++++ DATASET RECORDS
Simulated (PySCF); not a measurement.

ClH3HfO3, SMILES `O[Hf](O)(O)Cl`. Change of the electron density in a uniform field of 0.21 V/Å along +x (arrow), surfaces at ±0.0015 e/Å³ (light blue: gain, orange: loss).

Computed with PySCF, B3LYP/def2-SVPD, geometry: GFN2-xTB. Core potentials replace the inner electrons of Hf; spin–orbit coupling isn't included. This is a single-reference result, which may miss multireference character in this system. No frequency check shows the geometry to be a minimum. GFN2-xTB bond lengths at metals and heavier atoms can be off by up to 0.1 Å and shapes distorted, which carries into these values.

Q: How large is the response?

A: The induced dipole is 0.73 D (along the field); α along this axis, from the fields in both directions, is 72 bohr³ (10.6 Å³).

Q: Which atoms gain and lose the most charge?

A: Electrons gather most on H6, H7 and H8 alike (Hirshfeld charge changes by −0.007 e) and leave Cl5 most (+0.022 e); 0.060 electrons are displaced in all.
++++++++

Output must consist only of the listing's lines from the first through the line with "Q: How large is the response?", reproduced word for word.

[EXERCISE RESULT]
Simulated (PySCF); not a measurement.

ClH3HfO3, SMILES `O[Hf](O)(O)Cl`. Change of the electron density in a uniform field of 0.21 V/Å along +x (arrow), surfaces at ±0.0015 e/Å³ (light blue: gain, orange: loss).

Computed with PySCF, B3LYP/def2-SVPD, geometry: GFN2-xTB. Core potentials replace the inner electrons of Hf; spin–orbit coupling isn't included. This is a single-reference result, which may miss multireference character in this system. No frequency check shows the geometry to be a minimum. GFN2-xTB bond lengths at metals and heavier atoms can be off by up to 0.1 Å and shapes distorted, which carries into these values.

Q: How large is the response?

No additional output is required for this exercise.